> **Assignment**
Print the first line of the records below and every line after it, up to and including the line with "Solution. HOMO-2 -9.31". Print nothing else.

=== Information ===

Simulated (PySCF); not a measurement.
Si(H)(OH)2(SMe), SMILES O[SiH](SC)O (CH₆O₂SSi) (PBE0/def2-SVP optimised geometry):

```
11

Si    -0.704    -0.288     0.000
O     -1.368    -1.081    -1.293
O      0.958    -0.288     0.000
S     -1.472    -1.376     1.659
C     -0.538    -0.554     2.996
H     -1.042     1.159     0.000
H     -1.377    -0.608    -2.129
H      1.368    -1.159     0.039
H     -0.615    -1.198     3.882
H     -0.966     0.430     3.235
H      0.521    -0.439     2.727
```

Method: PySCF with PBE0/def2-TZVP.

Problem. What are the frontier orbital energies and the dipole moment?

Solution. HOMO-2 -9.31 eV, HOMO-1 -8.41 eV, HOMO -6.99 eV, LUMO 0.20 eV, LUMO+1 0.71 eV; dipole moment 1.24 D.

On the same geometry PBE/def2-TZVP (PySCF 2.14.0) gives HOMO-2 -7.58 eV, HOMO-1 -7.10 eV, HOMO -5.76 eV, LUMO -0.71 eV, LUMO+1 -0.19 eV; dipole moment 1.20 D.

===

> **Problem solution**
Simulated (PySCF); not a measurement.
Si(H)(OH)2(SMe), SMILES O[SiH](SC)O (CH₆O₂SSi) (PBE0/def2-SVP optimised geometry):

```
11

Si    -0.704    -0.288     0.000
O     -1.368    -1.081    -1.293
O      0.958    -0.288     0.000
S     -1.472    -1.376     1.659
C     -0.538    -0.554     2.996
H     -1.042     1.159     0.000
H     -1.377    -0.608    -2.129
H      1.368    -1.159     0.039
H     -0.615    -1.198     3.882
H     -0.966     0.430     3.235
H      0.521    -0.439     2.727
```

Method: PySCF with PBE0/def2-TZVP.

Problem. What are the frontier orbital energies and the dipole moment?

Solution. HOMO-2 -9.31 eV, HOMO-1 -8.41 eV, HOMO -6.99 eV, LUMO 0.20 eV, LUMO+1 0.71 eV; dipole moment 1.24 D.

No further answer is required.